## Work request
Print, exactly as written, every line from the first line of the records below through the line containing "Isomers of C6H12S, one", and nothing further.

====

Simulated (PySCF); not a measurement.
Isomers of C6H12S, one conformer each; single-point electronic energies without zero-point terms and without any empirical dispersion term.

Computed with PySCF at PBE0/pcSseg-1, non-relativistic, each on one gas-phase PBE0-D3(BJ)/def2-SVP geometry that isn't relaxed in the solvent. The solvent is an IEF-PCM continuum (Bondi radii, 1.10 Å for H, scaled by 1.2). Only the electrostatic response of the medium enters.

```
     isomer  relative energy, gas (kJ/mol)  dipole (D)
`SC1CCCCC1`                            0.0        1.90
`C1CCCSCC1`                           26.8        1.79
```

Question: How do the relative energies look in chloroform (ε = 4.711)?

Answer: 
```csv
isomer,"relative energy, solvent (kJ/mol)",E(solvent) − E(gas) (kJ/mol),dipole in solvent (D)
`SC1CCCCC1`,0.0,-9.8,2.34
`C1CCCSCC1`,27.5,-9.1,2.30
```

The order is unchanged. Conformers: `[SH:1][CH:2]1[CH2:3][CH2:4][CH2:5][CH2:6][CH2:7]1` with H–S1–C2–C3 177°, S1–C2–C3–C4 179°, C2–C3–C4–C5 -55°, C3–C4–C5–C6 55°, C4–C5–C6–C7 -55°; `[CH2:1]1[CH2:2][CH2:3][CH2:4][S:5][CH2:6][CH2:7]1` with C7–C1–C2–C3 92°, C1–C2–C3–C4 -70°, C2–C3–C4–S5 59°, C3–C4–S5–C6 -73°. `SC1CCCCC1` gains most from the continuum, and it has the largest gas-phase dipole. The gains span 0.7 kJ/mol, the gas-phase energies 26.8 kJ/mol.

====

## Response area
Simulated (PySCF); not a measurement.
Isomers of C6H12S, one conformer each; single-point electronic energies without zero-point terms and without any empirical dispersion term.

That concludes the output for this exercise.